Work order. Repeat the first line of the listing and each line after it, exactly, through the line containing "Method: functionals in".

Dataset records.
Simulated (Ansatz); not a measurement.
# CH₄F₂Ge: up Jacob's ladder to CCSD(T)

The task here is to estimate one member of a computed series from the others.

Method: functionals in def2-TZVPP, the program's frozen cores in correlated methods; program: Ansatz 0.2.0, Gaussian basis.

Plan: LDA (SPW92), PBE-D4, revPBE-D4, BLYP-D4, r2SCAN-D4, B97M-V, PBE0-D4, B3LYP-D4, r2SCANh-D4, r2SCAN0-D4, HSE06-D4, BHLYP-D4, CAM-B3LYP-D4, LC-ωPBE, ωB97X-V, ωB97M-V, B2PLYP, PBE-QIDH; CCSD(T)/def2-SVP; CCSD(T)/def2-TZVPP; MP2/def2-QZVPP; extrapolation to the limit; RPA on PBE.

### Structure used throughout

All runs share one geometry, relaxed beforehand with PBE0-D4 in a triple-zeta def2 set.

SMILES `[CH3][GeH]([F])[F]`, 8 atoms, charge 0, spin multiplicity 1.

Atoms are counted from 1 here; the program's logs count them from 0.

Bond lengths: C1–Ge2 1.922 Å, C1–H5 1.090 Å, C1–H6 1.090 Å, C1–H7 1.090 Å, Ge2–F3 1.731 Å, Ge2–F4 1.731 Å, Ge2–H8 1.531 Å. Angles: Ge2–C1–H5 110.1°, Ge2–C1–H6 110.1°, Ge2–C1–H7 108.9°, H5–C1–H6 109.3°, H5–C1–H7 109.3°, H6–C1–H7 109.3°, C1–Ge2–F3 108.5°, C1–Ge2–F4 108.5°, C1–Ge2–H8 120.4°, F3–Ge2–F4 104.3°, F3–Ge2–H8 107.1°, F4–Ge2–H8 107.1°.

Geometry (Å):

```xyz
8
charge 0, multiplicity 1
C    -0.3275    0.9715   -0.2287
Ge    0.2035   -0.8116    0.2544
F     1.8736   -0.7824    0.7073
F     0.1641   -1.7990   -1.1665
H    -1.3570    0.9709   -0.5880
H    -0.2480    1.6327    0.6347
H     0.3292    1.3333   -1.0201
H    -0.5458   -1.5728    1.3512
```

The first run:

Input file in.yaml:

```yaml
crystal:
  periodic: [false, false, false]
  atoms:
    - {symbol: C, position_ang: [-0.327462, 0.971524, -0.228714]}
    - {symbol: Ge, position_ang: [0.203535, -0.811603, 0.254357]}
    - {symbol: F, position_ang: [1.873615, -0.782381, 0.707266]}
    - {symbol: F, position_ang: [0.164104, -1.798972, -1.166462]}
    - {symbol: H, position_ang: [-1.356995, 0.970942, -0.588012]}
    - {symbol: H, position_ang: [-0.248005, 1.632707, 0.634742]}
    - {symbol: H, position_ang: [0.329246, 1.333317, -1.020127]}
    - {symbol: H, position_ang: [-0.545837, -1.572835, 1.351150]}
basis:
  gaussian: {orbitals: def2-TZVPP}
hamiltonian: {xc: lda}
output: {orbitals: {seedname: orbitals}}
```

Written answer.
Simulated (Ansatz); not a measurement.
# CH₄F₂Ge: up Jacob's ladder to CCSD(T)

The task here is to estimate one member of a computed series from the others.

Method: functionals in def2-TZVPP, the program's frozen cores in correlated methods; program: Ansatz 0.2.0, Gaussian basis.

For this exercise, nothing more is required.